Action item: Up to and including the line that contains "Question: Write the SMILES of this molecule.", reproduce every line exactly, beginning with the first line below.

Record extracts:
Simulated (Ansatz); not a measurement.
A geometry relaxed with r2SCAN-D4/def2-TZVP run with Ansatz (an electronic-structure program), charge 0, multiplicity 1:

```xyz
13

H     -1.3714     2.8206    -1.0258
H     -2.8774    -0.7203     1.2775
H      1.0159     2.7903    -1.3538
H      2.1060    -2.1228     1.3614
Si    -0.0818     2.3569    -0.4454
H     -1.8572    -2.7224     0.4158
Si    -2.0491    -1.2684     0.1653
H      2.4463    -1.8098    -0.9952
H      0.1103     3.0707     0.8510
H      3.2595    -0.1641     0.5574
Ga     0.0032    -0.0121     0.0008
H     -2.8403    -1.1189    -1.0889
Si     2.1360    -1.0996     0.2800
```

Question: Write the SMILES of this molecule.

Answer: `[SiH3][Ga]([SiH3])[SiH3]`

Exercise output:
Simulated (Ansatz); not a measurement.
A geometry relaxed with r2SCAN-D4/def2-TZVP run with Ansatz (an electronic-structure program), charge 0, multiplicity 1:

```xyz
13

H     -1.3714     2.8206    -1.0258
H     -2.8774    -0.7203     1.2775
H      1.0159     2.7903    -1.3538
H      2.1060    -2.1228     1.3614
Si    -0.0818     2.3569    -0.4454
H     -1.8572    -2.7224     0.4158
Si    -2.0491    -1.2684     0.1653
H      2.4463    -1.8098    -0.9952
H      0.1103     3.0707     0.8510
H      3.2595    -0.1641     0.5574
Ga     0.0032    -0.0121     0.0008
H     -2.8403    -1.1189    -1.0889
Si     2.1360    -1.0996     0.2800
```

Question: Write the SMILES of this molecule.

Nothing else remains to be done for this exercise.